***** DATASET CONTENT

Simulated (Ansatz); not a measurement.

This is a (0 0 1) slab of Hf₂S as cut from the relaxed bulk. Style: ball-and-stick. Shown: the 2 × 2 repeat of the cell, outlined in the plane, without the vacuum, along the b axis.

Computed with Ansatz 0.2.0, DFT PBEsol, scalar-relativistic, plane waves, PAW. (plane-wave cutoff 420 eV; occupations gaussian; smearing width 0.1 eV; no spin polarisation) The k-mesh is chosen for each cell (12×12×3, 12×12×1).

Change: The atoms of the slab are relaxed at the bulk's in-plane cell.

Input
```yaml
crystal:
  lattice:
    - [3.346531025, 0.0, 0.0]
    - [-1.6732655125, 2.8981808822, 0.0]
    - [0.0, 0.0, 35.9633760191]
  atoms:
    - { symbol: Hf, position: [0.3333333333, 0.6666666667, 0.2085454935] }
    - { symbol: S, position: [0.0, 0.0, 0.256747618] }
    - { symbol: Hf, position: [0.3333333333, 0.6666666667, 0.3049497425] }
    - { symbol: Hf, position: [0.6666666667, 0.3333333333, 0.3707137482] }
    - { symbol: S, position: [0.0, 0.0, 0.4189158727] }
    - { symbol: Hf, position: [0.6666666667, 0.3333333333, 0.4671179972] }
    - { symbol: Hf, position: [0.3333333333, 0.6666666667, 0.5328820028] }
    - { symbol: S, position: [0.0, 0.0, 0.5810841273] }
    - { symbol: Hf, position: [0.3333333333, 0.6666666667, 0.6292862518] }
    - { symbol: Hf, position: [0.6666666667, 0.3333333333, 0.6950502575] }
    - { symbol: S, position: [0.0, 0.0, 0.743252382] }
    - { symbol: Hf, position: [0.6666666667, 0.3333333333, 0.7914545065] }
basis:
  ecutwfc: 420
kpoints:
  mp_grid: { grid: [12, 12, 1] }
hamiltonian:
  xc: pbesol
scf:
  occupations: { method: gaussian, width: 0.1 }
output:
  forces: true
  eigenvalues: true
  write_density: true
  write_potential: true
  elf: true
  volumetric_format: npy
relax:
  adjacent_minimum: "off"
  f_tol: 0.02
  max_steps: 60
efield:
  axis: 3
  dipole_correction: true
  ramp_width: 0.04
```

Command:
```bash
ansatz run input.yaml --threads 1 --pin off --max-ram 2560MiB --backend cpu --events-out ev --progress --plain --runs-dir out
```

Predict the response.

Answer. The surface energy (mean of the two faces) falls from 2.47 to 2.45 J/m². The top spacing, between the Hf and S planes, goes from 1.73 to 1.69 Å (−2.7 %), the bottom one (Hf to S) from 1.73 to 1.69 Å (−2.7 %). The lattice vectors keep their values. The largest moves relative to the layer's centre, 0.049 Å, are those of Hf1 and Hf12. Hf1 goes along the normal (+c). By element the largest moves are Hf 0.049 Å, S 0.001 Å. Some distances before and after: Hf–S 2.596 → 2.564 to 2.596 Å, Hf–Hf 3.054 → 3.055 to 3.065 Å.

**********

WORK ORDER - Print the records above verbatim from their first line to the line containing "Computed with Ansatz", both included, and stop there.

WRITTEN ANSWER -
Simulated (Ansatz); not a measurement.

This is a (0 0 1) slab of Hf₂S as cut from the relaxed bulk. Style: ball-and-stick. Shown: the 2 × 2 repeat of the cell, outlined in the plane, without the vacuum, along the b axis.

Computed with Ansatz 0.2.0, DFT PBEsol, scalar-relativistic, plane waves, PAW. (plane-wave cutoff 420 eV; occupations gaussian; smearing width 0.1 eV; no spin polarisation) The k-mesh is chosen for each cell (12×12×3, 12×12×1).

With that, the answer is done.